EXTRACTED RECORDS:
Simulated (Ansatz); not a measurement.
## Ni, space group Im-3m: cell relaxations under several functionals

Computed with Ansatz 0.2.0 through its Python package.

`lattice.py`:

ACTION ITEM: Your task is to restate every record exactly.

ANSWER SECTION:
Simulated (Ansatz); not a measurement.
## Ni, space group Im-3m: cell relaxations under several functionals

Computed with Ansatz 0.2.0 through its Python package.

`lattice.py`:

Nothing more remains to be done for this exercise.